================================

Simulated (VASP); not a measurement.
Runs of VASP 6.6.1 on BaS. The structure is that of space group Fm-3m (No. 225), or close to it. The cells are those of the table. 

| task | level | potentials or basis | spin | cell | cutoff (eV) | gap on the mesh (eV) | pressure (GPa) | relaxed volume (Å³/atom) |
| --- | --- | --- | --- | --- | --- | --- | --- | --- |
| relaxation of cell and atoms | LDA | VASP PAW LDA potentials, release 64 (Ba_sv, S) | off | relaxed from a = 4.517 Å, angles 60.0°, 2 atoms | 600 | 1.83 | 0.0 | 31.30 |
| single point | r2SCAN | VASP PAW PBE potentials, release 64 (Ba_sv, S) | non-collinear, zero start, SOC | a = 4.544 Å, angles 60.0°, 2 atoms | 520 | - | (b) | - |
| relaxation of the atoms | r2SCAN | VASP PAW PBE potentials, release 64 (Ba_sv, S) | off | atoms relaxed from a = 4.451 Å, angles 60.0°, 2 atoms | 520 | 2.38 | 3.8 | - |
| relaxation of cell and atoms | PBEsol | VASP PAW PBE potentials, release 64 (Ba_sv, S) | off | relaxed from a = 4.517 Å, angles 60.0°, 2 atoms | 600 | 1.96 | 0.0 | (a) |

================================

EXERCISE => Retype exactly the lines from the start of the entries through the one with "2.38 | 3.8 | - |"; include both ends.

SOLUTION =>
Simulated (VASP); not a measurement.
Runs of VASP 6.6.1 on BaS. The structure is that of space group Fm-3m (No. 225), or close to it. The cells are those of the table. 

| task | level | potentials or basis | spin | cell | cutoff (eV) | gap on the mesh (eV) | pressure (GPa) | relaxed volume (Å³/atom) |
| --- | --- | --- | --- | --- | --- | --- | --- | --- |
| relaxation of cell and atoms | LDA | VASP PAW LDA potentials, release 64 (Ba_sv, S) | off | relaxed from a = 4.517 Å, angles 60.0°, 2 atoms | 600 | 1.83 | 0.0 | 31.30 |
| single point | r2SCAN | VASP PAW PBE potentials, release 64 (Ba_sv, S) | non-collinear, zero start, SOC | a = 4.544 Å, angles 60.0°, 2 atoms | 520 | - | (b) | - |
| relaxation of the atoms | r2SCAN | VASP PAW PBE potentials, release 64 (Ba_sv, S) | off | atoms relaxed from a = 4.451 Å, angles 60.0°, 2 atoms | 520 | 2.38 | 3.8 | - |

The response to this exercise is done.